Retype each entry below precisely as it reads.

BEGIN

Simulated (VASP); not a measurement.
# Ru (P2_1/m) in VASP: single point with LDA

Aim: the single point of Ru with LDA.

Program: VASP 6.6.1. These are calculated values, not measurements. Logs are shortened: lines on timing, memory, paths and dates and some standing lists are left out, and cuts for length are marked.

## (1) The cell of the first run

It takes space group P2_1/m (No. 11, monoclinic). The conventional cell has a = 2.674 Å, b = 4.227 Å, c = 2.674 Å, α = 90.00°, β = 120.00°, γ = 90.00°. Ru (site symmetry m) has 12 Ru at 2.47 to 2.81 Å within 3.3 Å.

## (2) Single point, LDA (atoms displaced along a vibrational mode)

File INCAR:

END

### Answer section
Simulated (VASP); not a measurement.
# Ru (P2_1/m) in VASP: single point with LDA

Aim: the single point of Ru with LDA.

Program: VASP 6.6.1. These are calculated values, not measurements. Logs are shortened: lines on timing, memory, paths and dates and some standing lists are left out, and cuts for length are marked.

## (1) The cell of the first run

It takes space group P2_1/m (No. 11, monoclinic). The conventional cell has a = 2.674 Å, b = 4.227 Å, c = 2.674 Å, α = 90.00°, β = 120.00°, γ = 90.00°. Ru (site symmetry m) has 12 Ru at 2.47 to 2.81 Å within 3.3 Å.

## (2) Single point, LDA (atoms displaced along a vibrational mode)

File INCAR:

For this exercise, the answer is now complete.